TASK ITEM: Each of the lines below must be restated exactly.

EXTRACTED DATA:
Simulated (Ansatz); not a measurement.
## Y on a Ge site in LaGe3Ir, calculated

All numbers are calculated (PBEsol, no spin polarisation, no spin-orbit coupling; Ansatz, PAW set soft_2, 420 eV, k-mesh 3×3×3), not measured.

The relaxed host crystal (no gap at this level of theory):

YOUR RESPONSE:
Simulated (Ansatz); not a measurement.
## Y on a Ge site in LaGe3Ir, calculated

All numbers are calculated (PBEsol, no spin polarisation, no spin-orbit coupling; Ansatz, PAW set soft_2, 420 eV, k-mesh 3×3×3), not measured.

The relaxed host crystal (no gap at this level of theory):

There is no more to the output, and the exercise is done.